> [Dataset content]:
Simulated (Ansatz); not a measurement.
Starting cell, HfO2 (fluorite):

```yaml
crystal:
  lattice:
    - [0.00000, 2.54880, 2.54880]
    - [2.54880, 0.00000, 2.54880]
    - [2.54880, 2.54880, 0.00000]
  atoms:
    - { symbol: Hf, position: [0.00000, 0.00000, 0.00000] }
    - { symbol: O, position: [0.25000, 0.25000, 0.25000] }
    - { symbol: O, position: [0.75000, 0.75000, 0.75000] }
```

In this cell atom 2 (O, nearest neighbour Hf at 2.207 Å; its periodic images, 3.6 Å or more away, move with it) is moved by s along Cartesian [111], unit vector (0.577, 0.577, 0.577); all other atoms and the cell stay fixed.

> [Exercise]:
Print out the entire listing above without any change.

> [Answer area]:
Simulated (Ansatz); not a measurement.
Starting cell, HfO2 (fluorite):

```yaml
crystal:
  lattice:
    - [0.00000, 2.54880, 2.54880]
    - [2.54880, 0.00000, 2.54880]
    - [2.54880, 2.54880, 0.00000]
  atoms:
    - { symbol: Hf, position: [0.00000, 0.00000, 0.00000] }
    - { symbol: O, position: [0.25000, 0.25000, 0.25000] }
    - { symbol: O, position: [0.75000, 0.75000, 0.75000] }
```

In this cell atom 2 (O, nearest neighbour Hf at 2.207 Å; its periodic images, 3.6 Å or more away, move with it) is moved by s along Cartesian [111], unit vector (0.577, 0.577, 0.577); all other atoms and the cell stay fixed.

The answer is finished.